_WORK REQUEST_. Output the listing below verbatim.

───── MATERIAL SHOWN

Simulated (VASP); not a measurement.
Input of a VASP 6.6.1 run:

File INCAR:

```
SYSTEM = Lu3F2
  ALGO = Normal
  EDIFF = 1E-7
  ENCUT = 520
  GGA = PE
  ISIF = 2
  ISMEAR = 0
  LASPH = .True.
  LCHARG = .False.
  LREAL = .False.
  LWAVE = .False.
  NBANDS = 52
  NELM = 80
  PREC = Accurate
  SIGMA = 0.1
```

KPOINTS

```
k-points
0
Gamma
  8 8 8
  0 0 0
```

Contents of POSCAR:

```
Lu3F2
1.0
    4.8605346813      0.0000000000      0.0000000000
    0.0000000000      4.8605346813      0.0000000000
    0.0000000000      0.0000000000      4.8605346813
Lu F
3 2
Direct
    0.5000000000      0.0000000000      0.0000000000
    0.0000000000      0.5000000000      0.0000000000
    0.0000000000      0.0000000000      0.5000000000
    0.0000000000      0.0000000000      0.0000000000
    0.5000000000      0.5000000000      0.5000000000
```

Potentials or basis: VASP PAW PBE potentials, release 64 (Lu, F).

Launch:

──────────

_EXPECTED ANSWER_.
Simulated (VASP); not a measurement.
Input of a VASP 6.6.1 run:

File INCAR:

```
SYSTEM = Lu3F2
  ALGO = Normal
  EDIFF = 1E-7
  ENCUT = 520
  GGA = PE
  ISIF = 2
  ISMEAR = 0
  LASPH = .True.
  LCHARG = .False.
  LREAL = .False.
  LWAVE = .False.
  NBANDS = 52
  NELM = 80
  PREC = Accurate
  SIGMA = 0.1
```

KPOINTS

```
k-points
0
Gamma
  8 8 8
  0 0 0
```

Contents of POSCAR:

```
Lu3F2
1.0
    4.8605346813      0.0000000000      0.0000000000
    0.0000000000      4.8605346813      0.0000000000
    0.0000000000      0.0000000000      4.8605346813
Lu F
3 2
Direct
    0.5000000000      0.0000000000      0.0000000000
    0.0000000000      0.5000000000      0.0000000000
    0.0000000000      0.0000000000      0.5000000000
    0.0000000000      0.0000000000      0.0000000000
    0.5000000000      0.5000000000      0.5000000000
```

Potentials or basis: VASP PAW PBE potentials, release 64 (Lu, F).

Launch:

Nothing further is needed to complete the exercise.